Required action
Every entry must be echoed exactly.

*** Source material Section Begins ***
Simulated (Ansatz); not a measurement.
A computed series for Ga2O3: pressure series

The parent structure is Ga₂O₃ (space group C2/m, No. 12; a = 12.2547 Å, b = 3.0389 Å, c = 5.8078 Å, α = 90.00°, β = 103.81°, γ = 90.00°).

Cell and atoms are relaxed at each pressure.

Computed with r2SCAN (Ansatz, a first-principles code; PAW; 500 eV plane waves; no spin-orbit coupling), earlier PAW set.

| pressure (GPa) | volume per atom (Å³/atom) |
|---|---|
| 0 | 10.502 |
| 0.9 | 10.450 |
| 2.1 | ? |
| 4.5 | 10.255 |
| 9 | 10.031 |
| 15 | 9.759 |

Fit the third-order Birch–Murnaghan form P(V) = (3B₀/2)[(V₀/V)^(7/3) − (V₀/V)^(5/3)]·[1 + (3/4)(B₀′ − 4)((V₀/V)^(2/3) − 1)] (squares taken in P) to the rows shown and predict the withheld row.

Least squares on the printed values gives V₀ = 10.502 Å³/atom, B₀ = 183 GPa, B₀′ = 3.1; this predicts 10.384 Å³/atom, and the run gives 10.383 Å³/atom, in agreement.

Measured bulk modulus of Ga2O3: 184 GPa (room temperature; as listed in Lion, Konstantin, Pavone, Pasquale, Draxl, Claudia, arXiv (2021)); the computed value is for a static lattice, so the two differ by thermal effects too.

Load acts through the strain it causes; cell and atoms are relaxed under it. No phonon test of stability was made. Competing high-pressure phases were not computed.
*** Source material Section Ends ***

Reply
Simulated (Ansatz); not a measurement.
A computed series for Ga2O3: pressure series

The parent structure is Ga₂O₃ (space group C2/m, No. 12; a = 12.2547 Å, b = 3.0389 Å, c = 5.8078 Å, α = 90.00°, β = 103.81°, γ = 90.00°).

Cell and atoms are relaxed at each pressure.

Computed with r2SCAN (Ansatz, a first-principles code; PAW; 500 eV plane waves; no spin-orbit coupling), earlier PAW set.

| pressure (GPa) | volume per atom (Å³/atom) |
|---|---|
| 0 | 10.502 |
| 0.9 | 10.450 |
| 2.1 | ? |
| 4.5 | 10.255 |
| 9 | 10.031 |
| 15 | 9.759 |

Fit the third-order Birch–Murnaghan form P(V) = (3B₀/2)[(V₀/V)^(7/3) − (V₀/V)^(5/3)]·[1 + (3/4)(B₀′ − 4)((V₀/V)^(2/3) − 1)] (squares taken in P) to the rows shown and predict the withheld row.

Least squares on the printed values gives V₀ = 10.502 Å³/atom, B₀ = 183 GPa, B₀′ = 3.1; this predicts 10.384 Å³/atom, and the run gives 10.383 Å³/atom, in agreement.

Measured bulk modulus of Ga2O3: 184 GPa (room temperature; as listed in Lion, Konstantin, Pavone, Pasquale, Draxl, Claudia, arXiv (2021)); the computed value is for a static lattice, so the two differ by thermal effects too.

Load acts through the strain it causes; cell and atoms are relaxed under it. No phonon test of stability was made. Competing high-pressure phases were not computed.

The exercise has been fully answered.